> Data excerpts
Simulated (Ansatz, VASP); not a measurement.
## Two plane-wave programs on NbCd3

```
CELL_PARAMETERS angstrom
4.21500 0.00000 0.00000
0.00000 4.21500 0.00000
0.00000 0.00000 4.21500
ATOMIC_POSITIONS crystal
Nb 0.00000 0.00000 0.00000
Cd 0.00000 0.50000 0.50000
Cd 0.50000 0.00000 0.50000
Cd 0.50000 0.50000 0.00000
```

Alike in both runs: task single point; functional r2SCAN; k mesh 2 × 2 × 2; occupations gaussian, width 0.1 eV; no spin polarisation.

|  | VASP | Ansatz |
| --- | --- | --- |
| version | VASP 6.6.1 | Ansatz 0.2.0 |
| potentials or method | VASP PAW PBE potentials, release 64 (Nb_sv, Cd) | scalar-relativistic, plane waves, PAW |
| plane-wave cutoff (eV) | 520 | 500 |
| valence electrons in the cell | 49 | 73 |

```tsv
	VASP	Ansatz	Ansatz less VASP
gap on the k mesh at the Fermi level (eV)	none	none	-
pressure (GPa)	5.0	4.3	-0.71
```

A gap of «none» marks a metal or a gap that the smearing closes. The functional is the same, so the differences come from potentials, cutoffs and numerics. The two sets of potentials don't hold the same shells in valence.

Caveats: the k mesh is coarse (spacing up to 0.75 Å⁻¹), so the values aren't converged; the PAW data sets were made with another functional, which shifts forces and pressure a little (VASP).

> Exercise
Once you reach the line with "waves, PAW |" in the data above, copy it and every line after it exactly, up to and including the line with "shells in valence.".

> Your response
| potentials or method | VASP PAW PBE potentials, release 64 (Nb_sv, Cd) | scalar-relativistic, plane waves, PAW |
| plane-wave cutoff (eV) | 520 | 500 |
| valence electrons in the cell | 49 | 73 |

```tsv
	VASP	Ansatz	Ansatz less VASP
gap on the k mesh at the Fermi level (eV)	none	none	-
pressure (GPa)	5.0	4.3	-0.71
```

A gap of «none» marks a metal or a gap that the smearing closes. The functional is the same, so the differences come from potentials, cutoffs and numerics. The two sets of potentials don't hold the same shells in valence.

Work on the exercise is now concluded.